## Requirement
Copy every line below exactly.

※ ※ ※
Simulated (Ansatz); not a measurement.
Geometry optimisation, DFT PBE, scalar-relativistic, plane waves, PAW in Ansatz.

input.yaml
※ ※ ※

## Task result
Simulated (Ansatz); not a measurement.
Geometry optimisation, DFT PBE, scalar-relativistic, plane waves, PAW in Ansatz.

input.yaml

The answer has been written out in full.